######
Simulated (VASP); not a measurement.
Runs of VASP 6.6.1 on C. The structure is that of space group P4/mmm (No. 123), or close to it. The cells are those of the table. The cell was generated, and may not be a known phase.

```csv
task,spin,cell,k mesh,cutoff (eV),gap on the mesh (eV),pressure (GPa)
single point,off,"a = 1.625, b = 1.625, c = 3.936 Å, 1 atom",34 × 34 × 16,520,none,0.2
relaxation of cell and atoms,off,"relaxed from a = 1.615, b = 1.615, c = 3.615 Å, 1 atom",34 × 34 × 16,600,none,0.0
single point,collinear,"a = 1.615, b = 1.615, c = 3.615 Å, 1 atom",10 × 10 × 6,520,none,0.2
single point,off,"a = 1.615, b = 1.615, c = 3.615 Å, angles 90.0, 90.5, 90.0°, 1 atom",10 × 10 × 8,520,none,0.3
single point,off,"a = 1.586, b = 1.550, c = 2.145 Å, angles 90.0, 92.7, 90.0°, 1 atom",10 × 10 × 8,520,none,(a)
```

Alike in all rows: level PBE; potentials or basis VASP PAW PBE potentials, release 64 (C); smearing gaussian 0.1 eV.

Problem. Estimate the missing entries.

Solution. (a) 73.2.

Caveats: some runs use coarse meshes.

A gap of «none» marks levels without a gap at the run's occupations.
######

◆ WORK INSTRUCTION ◆
Return each entry from the material above exactly as it appears.

◆ PROBLEM SOLUTION ◆
Simulated (VASP); not a measurement.
Runs of VASP 6.6.1 on C. The structure is that of space group P4/mmm (No. 123), or close to it. The cells are those of the table. The cell was generated, and may not be a known phase.

```csv
task,spin,cell,k mesh,cutoff (eV),gap on the mesh (eV),pressure (GPa)
single point,off,"a = 1.625, b = 1.625, c = 3.936 Å, 1 atom",34 × 34 × 16,520,none,0.2
relaxation of cell and atoms,off,"relaxed from a = 1.615, b = 1.615, c = 3.615 Å, 1 atom",34 × 34 × 16,600,none,0.0
single point,collinear,"a = 1.615, b = 1.615, c = 3.615 Å, 1 atom",10 × 10 × 6,520,none,0.2
single point,off,"a = 1.615, b = 1.615, c = 3.615 Å, angles 90.0, 90.5, 90.0°, 1 atom",10 × 10 × 8,520,none,0.3
single point,off,"a = 1.586, b = 1.550, c = 2.145 Å, angles 90.0, 92.7, 90.0°, 1 atom",10 × 10 × 8,520,none,(a)
```

Alike in all rows: level PBE; potentials or basis VASP PAW PBE potentials, release 64 (C); smearing gaussian 0.1 eV.

Problem. Estimate the missing entries.

Solution. (a) 73.2.

Caveats: some runs use coarse meshes.

A gap of «none» marks levels without a gap at the run's occupations.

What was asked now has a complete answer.